Dataset records
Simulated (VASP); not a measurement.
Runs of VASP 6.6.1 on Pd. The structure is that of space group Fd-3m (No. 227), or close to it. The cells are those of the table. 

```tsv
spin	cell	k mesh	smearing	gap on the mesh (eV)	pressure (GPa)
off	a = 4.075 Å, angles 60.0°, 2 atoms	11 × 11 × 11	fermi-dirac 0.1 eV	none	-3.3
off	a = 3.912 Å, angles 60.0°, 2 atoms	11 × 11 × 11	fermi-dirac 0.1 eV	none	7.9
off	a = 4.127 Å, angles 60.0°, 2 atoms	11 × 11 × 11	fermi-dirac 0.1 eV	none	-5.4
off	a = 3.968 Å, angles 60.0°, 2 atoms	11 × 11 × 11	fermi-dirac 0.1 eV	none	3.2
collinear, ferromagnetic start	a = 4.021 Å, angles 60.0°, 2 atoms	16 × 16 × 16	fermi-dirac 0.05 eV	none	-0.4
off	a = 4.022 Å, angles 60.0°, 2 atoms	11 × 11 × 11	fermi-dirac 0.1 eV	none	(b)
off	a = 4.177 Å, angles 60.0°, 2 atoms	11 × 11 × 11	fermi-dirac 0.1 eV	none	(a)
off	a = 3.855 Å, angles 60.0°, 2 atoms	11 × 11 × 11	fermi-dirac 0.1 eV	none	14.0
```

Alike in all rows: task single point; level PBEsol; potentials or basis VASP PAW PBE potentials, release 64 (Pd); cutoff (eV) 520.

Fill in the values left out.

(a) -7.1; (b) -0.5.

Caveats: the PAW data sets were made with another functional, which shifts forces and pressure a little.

Brief
The full listing, top to bottom: write it out again exactly.

Written reply
Simulated (VASP); not a measurement.
Runs of VASP 6.6.1 on Pd. The structure is that of space group Fd-3m (No. 227), or close to it. The cells are those of the table. 

```tsv
spin	cell	k mesh	smearing	gap on the mesh (eV)	pressure (GPa)
off	a = 4.075 Å, angles 60.0°, 2 atoms	11 × 11 × 11	fermi-dirac 0.1 eV	none	-3.3
off	a = 3.912 Å, angles 60.0°, 2 atoms	11 × 11 × 11	fermi-dirac 0.1 eV	none	7.9
off	a = 4.127 Å, angles 60.0°, 2 atoms	11 × 11 × 11	fermi-dirac 0.1 eV	none	-5.4
off	a = 3.968 Å, angles 60.0°, 2 atoms	11 × 11 × 11	fermi-dirac 0.1 eV	none	3.2
collinear, ferromagnetic start	a = 4.021 Å, angles 60.0°, 2 atoms	16 × 16 × 16	fermi-dirac 0.05 eV	none	-0.4
off	a = 4.022 Å, angles 60.0°, 2 atoms	11 × 11 × 11	fermi-dirac 0.1 eV	none	(b)
off	a = 4.177 Å, angles 60.0°, 2 atoms	11 × 11 × 11	fermi-dirac 0.1 eV	none	(a)
off	a = 3.855 Å, angles 60.0°, 2 atoms	11 × 11 × 11	fermi-dirac 0.1 eV	none	14.0
```

Alike in all rows: task single point; level PBEsol; potentials or basis VASP PAW PBE potentials, release 64 (Pd); cutoff (eV) 520.

Fill in the values left out.

(a) -7.1; (b) -0.5.

Caveats: the PAW data sets were made with another functional, which shifts forces and pressure a little.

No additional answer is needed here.